__________________________________________________
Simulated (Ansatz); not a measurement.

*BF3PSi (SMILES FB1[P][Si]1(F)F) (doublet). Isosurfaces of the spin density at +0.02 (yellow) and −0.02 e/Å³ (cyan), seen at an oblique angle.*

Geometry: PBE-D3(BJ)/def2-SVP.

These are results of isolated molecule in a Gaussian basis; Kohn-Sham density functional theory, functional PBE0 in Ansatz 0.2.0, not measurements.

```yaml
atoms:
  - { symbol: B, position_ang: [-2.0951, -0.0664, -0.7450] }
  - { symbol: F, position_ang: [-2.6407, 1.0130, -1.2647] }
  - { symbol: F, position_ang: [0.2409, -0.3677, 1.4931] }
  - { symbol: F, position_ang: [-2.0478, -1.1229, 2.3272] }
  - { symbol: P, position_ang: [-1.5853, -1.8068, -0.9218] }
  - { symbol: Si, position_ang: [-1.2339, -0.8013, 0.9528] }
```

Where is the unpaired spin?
__________________________________________________

> **WORK ITEM**: All lines from the beginning of the listing through the one with "Geometry: PBE-D3(BJ)/def2-SVP." are to be restated word for word, and only those.

> **RESPONSE BOX**:
Simulated (Ansatz); not a measurement.

*BF3PSi (SMILES FB1[P][Si]1(F)F) (doublet). Isosurfaces of the spin density at +0.02 (yellow) and −0.02 e/Å³ (cyan), seen at an oblique angle.*

Geometry: PBE-D3(BJ)/def2-SVP.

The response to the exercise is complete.